### Exercise
Please write out word for word the opening lines of the material, including the line with "none | none | - |" as the last.

### Source information
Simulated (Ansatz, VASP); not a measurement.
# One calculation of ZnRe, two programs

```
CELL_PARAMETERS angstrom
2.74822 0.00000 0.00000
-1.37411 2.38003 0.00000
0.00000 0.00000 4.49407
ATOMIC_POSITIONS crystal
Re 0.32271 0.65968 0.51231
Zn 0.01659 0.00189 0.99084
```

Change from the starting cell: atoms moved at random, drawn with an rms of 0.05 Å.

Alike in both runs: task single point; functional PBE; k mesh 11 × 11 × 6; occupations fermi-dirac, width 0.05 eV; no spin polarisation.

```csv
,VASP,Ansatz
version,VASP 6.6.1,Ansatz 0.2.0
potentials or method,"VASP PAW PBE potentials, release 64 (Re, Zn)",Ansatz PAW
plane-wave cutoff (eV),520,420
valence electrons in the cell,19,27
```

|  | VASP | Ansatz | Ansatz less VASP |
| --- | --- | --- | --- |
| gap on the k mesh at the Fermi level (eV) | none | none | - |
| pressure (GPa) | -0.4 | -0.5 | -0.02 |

### Answer section
Simulated (Ansatz, VASP); not a measurement.
# One calculation of ZnRe, two programs

```
CELL_PARAMETERS angstrom
2.74822 0.00000 0.00000
-1.37411 2.38003 0.00000
0.00000 0.00000 4.49407
ATOMIC_POSITIONS crystal
Re 0.32271 0.65968 0.51231
Zn 0.01659 0.00189 0.99084
```

Change from the starting cell: atoms moved at random, drawn with an rms of 0.05 Å.

Alike in both runs: task single point; functional PBE; k mesh 11 × 11 × 6; occupations fermi-dirac, width 0.05 eV; no spin polarisation.

```csv
,VASP,Ansatz
version,VASP 6.6.1,Ansatz 0.2.0
potentials or method,"VASP PAW PBE potentials, release 64 (Re, Zn)",Ansatz PAW
plane-wave cutoff (eV),520,420
valence electrons in the cell,19,27
```

|  | VASP | Ansatz | Ansatz less VASP |
| --- | --- | --- | --- |
| gap on the k mesh at the Fermi level (eV) | none | none | - |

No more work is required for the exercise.